◆ ACTION ITEM
Could you return every record below exactly as it is written?

*** Opening SUPPLIED INFORMATION ***

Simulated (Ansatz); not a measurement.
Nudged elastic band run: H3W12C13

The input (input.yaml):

*** Closing SUPPLIED INFORMATION ***

◆ WRITTEN RESPONSE
Simulated (Ansatz); not a measurement.
Nudged elastic band run: H3W12C13

The input (input.yaml):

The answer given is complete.